Start of Block

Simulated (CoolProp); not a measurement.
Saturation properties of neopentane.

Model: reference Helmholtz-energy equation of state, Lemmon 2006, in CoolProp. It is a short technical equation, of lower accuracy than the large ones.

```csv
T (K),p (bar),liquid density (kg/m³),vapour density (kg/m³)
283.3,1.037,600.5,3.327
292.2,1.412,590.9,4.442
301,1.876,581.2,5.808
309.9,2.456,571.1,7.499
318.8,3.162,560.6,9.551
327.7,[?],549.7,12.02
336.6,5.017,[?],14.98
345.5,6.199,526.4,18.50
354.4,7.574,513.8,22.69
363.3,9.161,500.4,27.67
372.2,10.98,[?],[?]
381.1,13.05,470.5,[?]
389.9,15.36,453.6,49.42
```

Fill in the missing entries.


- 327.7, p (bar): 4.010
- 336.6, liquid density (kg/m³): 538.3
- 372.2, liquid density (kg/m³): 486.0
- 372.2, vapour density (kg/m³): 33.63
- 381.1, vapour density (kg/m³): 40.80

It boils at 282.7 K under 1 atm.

End of Block

Look in the material above for the line with "Fill in the missing entries." and the line with "- 381.1, vapour density (kg/m³): 40.80", and transcribe exactly those lines and all lines between them, nothing more.

### Solution
Fill in the missing entries.


- 327.7, p (bar): 4.010
- 336.6, liquid density (kg/m³): 538.3
- 372.2, liquid density (kg/m³): 486.0
- 372.2, vapour density (kg/m³): 33.63
- 381.1, vapour density (kg/m³): 40.80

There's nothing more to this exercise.